*Exercise:*
Copy exactly the lines of the material below that run from the one containing "Potentials or basis: VASP" through the one containing "Problem. How long". Copy no other lines.

━━━━━ Given records ━━━━━
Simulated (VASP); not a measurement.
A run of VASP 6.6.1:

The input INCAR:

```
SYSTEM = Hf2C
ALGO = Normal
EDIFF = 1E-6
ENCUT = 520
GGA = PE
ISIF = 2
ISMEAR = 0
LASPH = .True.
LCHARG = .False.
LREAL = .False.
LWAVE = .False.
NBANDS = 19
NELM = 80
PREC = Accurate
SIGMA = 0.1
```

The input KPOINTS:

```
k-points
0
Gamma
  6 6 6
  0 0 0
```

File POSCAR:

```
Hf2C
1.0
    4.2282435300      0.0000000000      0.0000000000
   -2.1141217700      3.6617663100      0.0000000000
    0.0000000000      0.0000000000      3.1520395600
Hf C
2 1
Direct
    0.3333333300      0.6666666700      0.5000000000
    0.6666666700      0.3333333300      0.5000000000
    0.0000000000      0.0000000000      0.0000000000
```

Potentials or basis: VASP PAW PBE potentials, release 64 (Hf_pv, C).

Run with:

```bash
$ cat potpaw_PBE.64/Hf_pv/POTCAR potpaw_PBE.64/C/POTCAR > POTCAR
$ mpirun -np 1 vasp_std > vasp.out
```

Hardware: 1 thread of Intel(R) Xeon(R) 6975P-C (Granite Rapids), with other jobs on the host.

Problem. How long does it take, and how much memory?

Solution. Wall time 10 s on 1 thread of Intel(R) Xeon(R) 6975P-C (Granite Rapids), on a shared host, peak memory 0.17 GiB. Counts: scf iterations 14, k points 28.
━━━━━

*Worked solution:*
Potentials or basis: VASP PAW PBE potentials, release 64 (Hf_pv, C).

Run with:

```bash
$ cat potpaw_PBE.64/Hf_pv/POTCAR potpaw_PBE.64/C/POTCAR > POTCAR
$ mpirun -np 1 vasp_std > vasp.out
```

Hardware: 1 thread of Intel(R) Xeon(R) 6975P-C (Granite Rapids), with other jobs on the host.

Problem. How long does it take, and how much memory?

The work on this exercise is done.